Source material:
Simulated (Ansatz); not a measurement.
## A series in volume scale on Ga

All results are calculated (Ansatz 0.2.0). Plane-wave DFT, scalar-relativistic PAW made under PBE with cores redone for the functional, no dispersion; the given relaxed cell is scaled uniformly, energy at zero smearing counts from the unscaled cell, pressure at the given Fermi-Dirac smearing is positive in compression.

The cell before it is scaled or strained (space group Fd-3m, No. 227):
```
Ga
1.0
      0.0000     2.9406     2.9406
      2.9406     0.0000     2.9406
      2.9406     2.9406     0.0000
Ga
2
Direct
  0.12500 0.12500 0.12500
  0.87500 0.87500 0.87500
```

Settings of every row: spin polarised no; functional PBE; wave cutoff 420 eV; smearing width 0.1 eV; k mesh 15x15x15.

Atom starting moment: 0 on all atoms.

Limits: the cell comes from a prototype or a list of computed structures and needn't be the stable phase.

Exercise: Transcribe the entries exactly, and make each line match the original.

Task response:
Simulated (Ansatz); not a measurement.
## A series in volume scale on Ga

All results are calculated (Ansatz 0.2.0). Plane-wave DFT, scalar-relativistic PAW made under PBE with cores redone for the functional, no dispersion; the given relaxed cell is scaled uniformly, energy at zero smearing counts from the unscaled cell, pressure at the given Fermi-Dirac smearing is positive in compression.

The cell before it is scaled or strained (space group Fd-3m, No. 227):
```
Ga
1.0
      0.0000     2.9406     2.9406
      2.9406     0.0000     2.9406
      2.9406     2.9406     0.0000
Ga
2
Direct
  0.12500 0.12500 0.12500
  0.87500 0.87500 0.87500
```

Settings of every row: spin polarised no; functional PBE; wave cutoff 420 eV; smearing width 0.1 eV; k mesh 15x15x15.

Atom starting moment: 0 on all atoms.

Limits: the cell comes from a prototype or a list of computed structures and needn't be the stable phase.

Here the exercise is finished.